The response must consist of all the records, retyped exactly.

=== Begin Enclosure ===
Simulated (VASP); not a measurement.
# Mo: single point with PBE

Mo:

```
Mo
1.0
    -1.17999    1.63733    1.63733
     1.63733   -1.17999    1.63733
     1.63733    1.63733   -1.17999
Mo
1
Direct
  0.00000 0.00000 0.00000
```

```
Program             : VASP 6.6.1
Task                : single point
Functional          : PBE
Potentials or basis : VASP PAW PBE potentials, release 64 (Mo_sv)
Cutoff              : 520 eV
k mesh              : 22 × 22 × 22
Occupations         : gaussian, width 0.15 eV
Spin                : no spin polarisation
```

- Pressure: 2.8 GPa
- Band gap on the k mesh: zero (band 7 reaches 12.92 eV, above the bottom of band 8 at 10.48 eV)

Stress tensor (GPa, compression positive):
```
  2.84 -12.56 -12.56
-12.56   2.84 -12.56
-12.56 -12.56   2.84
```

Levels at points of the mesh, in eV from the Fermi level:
=== End Enclosure ===

» Task result
Simulated (VASP); not a measurement.
# Mo: single point with PBE

Mo:

```
Mo
1.0
    -1.17999    1.63733    1.63733
     1.63733   -1.17999    1.63733
     1.63733    1.63733   -1.17999
Mo
1
Direct
  0.00000 0.00000 0.00000
```

```
Program             : VASP 6.6.1
Task                : single point
Functional          : PBE
Potentials or basis : VASP PAW PBE potentials, release 64 (Mo_sv)
Cutoff              : 520 eV
k mesh              : 22 × 22 × 22
Occupations         : gaussian, width 0.15 eV
Spin                : no spin polarisation
```

- Pressure: 2.8 GPa
- Band gap on the k mesh: zero (band 7 reaches 12.92 eV, above the bottom of band 8 at 10.48 eV)

Stress tensor (GPa, compression positive):
```
  2.84 -12.56 -12.56
-12.56   2.84 -12.56
-12.56 -12.56   2.84
```

Levels at points of the mesh, in eV from the Fermi level:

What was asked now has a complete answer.